● **Required action**: The answer should contain all of the records below, each one copied word for word.

——

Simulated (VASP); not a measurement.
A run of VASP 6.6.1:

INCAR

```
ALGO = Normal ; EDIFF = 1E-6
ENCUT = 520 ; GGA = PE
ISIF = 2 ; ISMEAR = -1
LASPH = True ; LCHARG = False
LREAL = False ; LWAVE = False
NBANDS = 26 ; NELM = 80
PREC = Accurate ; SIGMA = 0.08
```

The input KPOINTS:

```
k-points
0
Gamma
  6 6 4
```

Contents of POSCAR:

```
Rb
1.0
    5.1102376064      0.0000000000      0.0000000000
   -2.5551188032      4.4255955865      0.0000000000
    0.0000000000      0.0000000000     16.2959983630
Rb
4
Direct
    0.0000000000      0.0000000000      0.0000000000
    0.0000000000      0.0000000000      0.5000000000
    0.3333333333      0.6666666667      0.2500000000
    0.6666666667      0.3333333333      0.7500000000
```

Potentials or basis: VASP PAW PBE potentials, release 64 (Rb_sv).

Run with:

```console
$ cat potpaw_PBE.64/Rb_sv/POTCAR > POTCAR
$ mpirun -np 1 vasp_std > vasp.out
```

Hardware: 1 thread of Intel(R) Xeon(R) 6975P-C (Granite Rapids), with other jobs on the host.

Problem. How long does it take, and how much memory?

——

● **Worked solution**:
Simulated (VASP); not a measurement.
A run of VASP 6.6.1:

INCAR

```
ALGO = Normal ; EDIFF = 1E-6
ENCUT = 520 ; GGA = PE
ISIF = 2 ; ISMEAR = -1
LASPH = True ; LCHARG = False
LREAL = False ; LWAVE = False
NBANDS = 26 ; NELM = 80
PREC = Accurate ; SIGMA = 0.08
```

The input KPOINTS:

```
k-points
0
Gamma
  6 6 4
```

Contents of POSCAR:

```
Rb
1.0
    5.1102376064      0.0000000000      0.0000000000
   -2.5551188032      4.4255955865      0.0000000000
    0.0000000000      0.0000000000     16.2959983630
Rb
4
Direct
    0.0000000000      0.0000000000      0.0000000000
    0.0000000000      0.0000000000      0.5000000000
    0.3333333333      0.6666666667      0.2500000000
    0.6666666667      0.3333333333      0.7500000000
```

Potentials or basis: VASP PAW PBE potentials, release 64 (Rb_sv).

Run with:

```console
$ cat potpaw_PBE.64/Rb_sv/POTCAR > POTCAR
$ mpirun -np 1 vasp_std > vasp.out
```

Hardware: 1 thread of Intel(R) Xeon(R) 6975P-C (Granite Rapids), with other jobs on the host.

Problem. How long does it take, and how much memory?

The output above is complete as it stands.